▶ ASSIGNED TASK
Your task is to write out the complete listing exactly as it is shown.

▶ RECORD EXCERPTS
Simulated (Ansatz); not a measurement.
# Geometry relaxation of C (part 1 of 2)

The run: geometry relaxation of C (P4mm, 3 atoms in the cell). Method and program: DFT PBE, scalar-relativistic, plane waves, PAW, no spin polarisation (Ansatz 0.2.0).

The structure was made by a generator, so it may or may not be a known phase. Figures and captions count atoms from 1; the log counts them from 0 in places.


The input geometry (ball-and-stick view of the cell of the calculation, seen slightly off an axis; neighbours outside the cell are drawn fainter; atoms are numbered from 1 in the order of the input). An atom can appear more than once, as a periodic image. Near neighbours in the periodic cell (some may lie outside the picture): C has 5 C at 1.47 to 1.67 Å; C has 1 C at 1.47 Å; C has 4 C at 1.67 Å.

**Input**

▶ PROBLEM SOLUTION
Simulated (Ansatz); not a measurement.
# Geometry relaxation of C (part 1 of 2)

The run: geometry relaxation of C (P4mm, 3 atoms in the cell). Method and program: DFT PBE, scalar-relativistic, plane waves, PAW, no spin polarisation (Ansatz 0.2.0).

The structure was made by a generator, so it may or may not be a known phase. Figures and captions count atoms from 1; the log counts them from 0 in places.


The input geometry (ball-and-stick view of the cell of the calculation, seen slightly off an axis; neighbours outside the cell are drawn fainter; atoms are numbered from 1 in the order of the input). An atom can appear more than once, as a periodic image. Near neighbours in the periodic cell (some may lie outside the picture): C has 5 C at 1.47 to 1.67 Å; C has 1 C at 1.47 Å; C has 4 C at 1.67 Å.

**Input**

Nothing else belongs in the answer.